********
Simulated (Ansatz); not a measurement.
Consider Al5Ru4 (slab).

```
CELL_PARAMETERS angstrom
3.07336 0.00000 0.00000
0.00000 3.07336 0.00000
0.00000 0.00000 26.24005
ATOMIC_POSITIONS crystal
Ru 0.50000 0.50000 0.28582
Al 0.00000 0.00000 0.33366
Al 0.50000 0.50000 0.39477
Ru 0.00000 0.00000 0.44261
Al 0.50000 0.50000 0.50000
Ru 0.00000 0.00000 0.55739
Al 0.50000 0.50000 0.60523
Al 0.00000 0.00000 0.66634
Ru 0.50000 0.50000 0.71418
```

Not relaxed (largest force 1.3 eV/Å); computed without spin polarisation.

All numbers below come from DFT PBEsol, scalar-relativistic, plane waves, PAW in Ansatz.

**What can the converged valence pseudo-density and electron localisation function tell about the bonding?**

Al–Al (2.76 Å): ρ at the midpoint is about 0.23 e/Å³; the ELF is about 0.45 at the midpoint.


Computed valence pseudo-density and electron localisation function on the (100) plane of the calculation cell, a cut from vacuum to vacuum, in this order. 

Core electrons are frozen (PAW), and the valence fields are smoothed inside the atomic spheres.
********

Assigned task → Please retype the listing word for word, from its first line through the line containing "Al–Al (2.76 Å): ρ", and add nothing else.

Response →
Simulated (Ansatz); not a measurement.
Consider Al5Ru4 (slab).

```
CELL_PARAMETERS angstrom
3.07336 0.00000 0.00000
0.00000 3.07336 0.00000
0.00000 0.00000 26.24005
ATOMIC_POSITIONS crystal
Ru 0.50000 0.50000 0.28582
Al 0.00000 0.00000 0.33366
Al 0.50000 0.50000 0.39477
Ru 0.00000 0.00000 0.44261
Al 0.50000 0.50000 0.50000
Ru 0.00000 0.00000 0.55739
Al 0.50000 0.50000 0.60523
Al 0.00000 0.00000 0.66634
Ru 0.50000 0.50000 0.71418
```

Not relaxed (largest force 1.3 eV/Å); computed without spin polarisation.

All numbers below come from DFT PBEsol, scalar-relativistic, plane waves, PAW in Ansatz.

**What can the converged valence pseudo-density and electron localisation function tell about the bonding?**

Al–Al (2.76 Å): ρ at the midpoint is about 0.23 e/Å³; the ELF is about 0.45 at the midpoint.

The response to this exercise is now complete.